→ **Work order**: All of the data needs to be repeated exactly.

· · ·

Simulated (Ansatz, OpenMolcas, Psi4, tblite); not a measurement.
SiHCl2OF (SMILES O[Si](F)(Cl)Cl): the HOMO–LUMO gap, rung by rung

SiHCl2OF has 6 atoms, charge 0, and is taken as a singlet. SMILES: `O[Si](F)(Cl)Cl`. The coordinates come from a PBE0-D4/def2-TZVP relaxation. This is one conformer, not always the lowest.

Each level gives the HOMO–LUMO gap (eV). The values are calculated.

· · ·

→ **Your response**:
Simulated (Ansatz, OpenMolcas, Psi4, tblite); not a measurement.
SiHCl2OF (SMILES O[Si](F)(Cl)Cl): the HOMO–LUMO gap, rung by rung

SiHCl2OF has 6 atoms, charge 0, and is taken as a singlet. SMILES: `O[Si](F)(Cl)Cl`. The coordinates come from a PBE0-D4/def2-TZVP relaxation. This is one conformer, not always the lowest.

Each level gives the HOMO–LUMO gap (eV). The values are calculated.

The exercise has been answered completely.